__TASK ITEM__
Write down, unchanged, the entries from the first line through the line holding "Solution. As run". Include no other line.

__DATASET EXTRACT__
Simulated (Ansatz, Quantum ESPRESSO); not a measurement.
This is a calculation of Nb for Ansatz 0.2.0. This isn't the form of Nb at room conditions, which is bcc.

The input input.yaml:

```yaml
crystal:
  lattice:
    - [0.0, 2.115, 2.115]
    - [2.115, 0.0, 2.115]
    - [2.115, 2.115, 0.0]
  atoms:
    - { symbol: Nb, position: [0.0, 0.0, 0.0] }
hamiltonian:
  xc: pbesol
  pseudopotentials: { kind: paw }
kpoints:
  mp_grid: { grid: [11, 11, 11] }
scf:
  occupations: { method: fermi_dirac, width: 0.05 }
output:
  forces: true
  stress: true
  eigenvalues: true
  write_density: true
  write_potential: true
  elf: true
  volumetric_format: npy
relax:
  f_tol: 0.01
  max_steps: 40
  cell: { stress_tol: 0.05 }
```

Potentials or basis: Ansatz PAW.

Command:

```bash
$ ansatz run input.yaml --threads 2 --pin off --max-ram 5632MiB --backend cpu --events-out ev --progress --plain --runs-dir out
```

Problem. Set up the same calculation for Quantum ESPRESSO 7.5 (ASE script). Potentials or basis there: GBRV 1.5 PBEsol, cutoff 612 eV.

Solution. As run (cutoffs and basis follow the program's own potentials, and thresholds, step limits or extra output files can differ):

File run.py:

__ANSWER BOX__
Simulated (Ansatz, Quantum ESPRESSO); not a measurement.
This is a calculation of Nb for Ansatz 0.2.0. This isn't the form of Nb at room conditions, which is bcc.

The input input.yaml:

```yaml
crystal:
  lattice:
    - [0.0, 2.115, 2.115]
    - [2.115, 0.0, 2.115]
    - [2.115, 2.115, 0.0]
  atoms:
    - { symbol: Nb, position: [0.0, 0.0, 0.0] }
hamiltonian:
  xc: pbesol
  pseudopotentials: { kind: paw }
kpoints:
  mp_grid: { grid: [11, 11, 11] }
scf:
  occupations: { method: fermi_dirac, width: 0.05 }
output:
  forces: true
  stress: true
  eigenvalues: true
  write_density: true
  write_potential: true
  elf: true
  volumetric_format: npy
relax:
  f_tol: 0.01
  max_steps: 40
  cell: { stress_tol: 0.05 }
```

Potentials or basis: Ansatz PAW.

Command:

```bash
$ ansatz run input.yaml --threads 2 --pin off --max-ram 5632MiB --backend cpu --events-out ev --progress --plain --runs-dir out
```

Problem. Set up the same calculation for Quantum ESPRESSO 7.5 (ASE script). Potentials or basis there: GBRV 1.5 PBEsol, cutoff 612 eV.

Solution. As run (cutoffs and basis follow the program's own potentials, and thresholds, step limits or extra output files can differ):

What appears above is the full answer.